### Assigned task
In the data below, the answer is the run of lines from the line containing "The other settings" through the line containing "Spin–orbit coupling is not included.", both included; print it exactly and nothing else.

### Excerpted records
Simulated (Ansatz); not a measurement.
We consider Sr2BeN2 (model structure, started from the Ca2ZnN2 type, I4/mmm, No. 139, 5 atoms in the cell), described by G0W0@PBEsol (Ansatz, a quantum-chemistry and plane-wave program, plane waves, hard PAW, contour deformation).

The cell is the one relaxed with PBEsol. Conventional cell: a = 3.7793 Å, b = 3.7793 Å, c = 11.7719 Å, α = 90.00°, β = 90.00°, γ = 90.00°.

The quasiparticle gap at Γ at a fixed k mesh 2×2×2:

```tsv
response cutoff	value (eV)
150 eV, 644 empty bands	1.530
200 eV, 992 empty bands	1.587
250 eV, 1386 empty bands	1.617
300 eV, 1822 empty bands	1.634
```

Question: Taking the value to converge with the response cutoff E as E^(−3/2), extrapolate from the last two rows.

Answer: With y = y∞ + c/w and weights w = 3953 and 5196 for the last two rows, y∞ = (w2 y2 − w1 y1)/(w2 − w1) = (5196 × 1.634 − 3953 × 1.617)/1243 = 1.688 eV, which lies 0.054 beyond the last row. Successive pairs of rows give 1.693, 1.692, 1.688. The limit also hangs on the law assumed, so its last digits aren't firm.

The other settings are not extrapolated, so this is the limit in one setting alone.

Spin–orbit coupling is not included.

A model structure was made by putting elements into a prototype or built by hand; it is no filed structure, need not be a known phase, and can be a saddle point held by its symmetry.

### Exercise result
The other settings are not extrapolated, so this is the limit in one setting alone.

Spin–orbit coupling is not included.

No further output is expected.